Material shown »
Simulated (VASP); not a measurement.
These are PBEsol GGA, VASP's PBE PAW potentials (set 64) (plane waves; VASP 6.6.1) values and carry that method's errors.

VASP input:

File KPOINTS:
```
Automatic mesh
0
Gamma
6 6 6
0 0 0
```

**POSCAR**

Requirement »
Restate each entry above word for word.

Response area »
Simulated (VASP); not a measurement.
These are PBEsol GGA, VASP's PBE PAW potentials (set 64) (plane waves; VASP 6.6.1) values and carry that method's errors.

VASP input:

File KPOINTS:
```
Automatic mesh
0
Gamma
6 6 6
0 0 0
```

**POSCAR**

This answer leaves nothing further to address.